• Source information:
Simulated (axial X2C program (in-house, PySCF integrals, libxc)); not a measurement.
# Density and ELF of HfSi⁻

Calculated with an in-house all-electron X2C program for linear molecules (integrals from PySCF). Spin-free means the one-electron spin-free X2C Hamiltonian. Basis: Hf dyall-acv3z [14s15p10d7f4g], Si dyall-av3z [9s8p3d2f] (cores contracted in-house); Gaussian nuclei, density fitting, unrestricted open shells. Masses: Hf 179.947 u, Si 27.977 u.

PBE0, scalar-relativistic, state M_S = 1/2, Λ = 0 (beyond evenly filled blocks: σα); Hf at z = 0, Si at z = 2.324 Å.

• Work request:
Retype all of the records so that every line matches the original exactly.

• Your solution:
Simulated (axial X2C program (in-house, PySCF integrals, libxc)); not a measurement.
# Density and ELF of HfSi⁻

Calculated with an in-house all-electron X2C program for linear molecules (integrals from PySCF). Spin-free means the one-electron spin-free X2C Hamiltonian. Basis: Hf dyall-acv3z [14s15p10d7f4g], Si dyall-av3z [9s8p3d2f] (cores contracted in-house); Gaussian nuclei, density fitting, unrestricted open shells. Masses: Hf 179.947 u, Si 27.977 u.

PBE0, scalar-relativistic, state M_S = 1/2, Λ = 0 (beyond evenly filled blocks: σα); Hf at z = 0, Si at z = 2.324 Å.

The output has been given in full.